Work task: Write out, word for word, the part of the listing below that opens with the line containing "3.89 | 40.64 |" and closes with the line containing "19.60 | 37.02 |", keeping both of those lines and adding no others.

= = = = = = =

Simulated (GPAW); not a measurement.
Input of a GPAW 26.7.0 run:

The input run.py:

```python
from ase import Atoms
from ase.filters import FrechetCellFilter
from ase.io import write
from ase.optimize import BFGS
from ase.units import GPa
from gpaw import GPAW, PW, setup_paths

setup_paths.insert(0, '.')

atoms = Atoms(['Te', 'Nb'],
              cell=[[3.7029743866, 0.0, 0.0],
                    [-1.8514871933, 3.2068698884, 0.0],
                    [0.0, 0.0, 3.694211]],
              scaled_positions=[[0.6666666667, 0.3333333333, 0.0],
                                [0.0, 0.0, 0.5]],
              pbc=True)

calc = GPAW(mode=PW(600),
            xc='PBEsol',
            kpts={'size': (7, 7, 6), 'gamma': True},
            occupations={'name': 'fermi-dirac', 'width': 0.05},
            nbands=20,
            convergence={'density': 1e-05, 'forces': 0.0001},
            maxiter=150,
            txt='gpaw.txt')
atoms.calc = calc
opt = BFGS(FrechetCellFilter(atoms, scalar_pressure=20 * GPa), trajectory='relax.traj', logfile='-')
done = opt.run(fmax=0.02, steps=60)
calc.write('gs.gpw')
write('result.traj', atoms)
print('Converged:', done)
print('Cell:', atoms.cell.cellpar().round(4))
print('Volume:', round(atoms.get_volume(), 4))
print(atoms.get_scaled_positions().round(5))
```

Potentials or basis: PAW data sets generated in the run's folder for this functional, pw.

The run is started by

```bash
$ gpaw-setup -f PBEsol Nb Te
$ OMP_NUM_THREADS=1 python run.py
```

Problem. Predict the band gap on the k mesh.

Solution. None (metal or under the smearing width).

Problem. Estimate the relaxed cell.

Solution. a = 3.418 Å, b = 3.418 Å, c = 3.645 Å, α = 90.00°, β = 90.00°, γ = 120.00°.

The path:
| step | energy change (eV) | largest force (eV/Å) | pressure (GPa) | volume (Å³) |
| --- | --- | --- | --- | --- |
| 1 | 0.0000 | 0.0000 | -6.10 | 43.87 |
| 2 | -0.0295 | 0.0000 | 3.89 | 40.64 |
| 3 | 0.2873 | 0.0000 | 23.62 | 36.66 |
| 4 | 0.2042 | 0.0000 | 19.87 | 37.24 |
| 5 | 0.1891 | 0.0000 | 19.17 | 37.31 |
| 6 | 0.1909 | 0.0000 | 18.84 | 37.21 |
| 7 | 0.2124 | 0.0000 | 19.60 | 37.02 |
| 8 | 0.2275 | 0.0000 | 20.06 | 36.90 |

= = = = = = =

Response box:
| 2 | -0.0295 | 0.0000 | 3.89 | 40.64 |
| 3 | 0.2873 | 0.0000 | 23.62 | 36.66 |
| 4 | 0.2042 | 0.0000 | 19.87 | 37.24 |
| 5 | 0.1891 | 0.0000 | 19.17 | 37.31 |
| 6 | 0.1909 | 0.0000 | 18.84 | 37.21 |
| 7 | 0.2124 | 0.0000 | 19.60 | 37.02 |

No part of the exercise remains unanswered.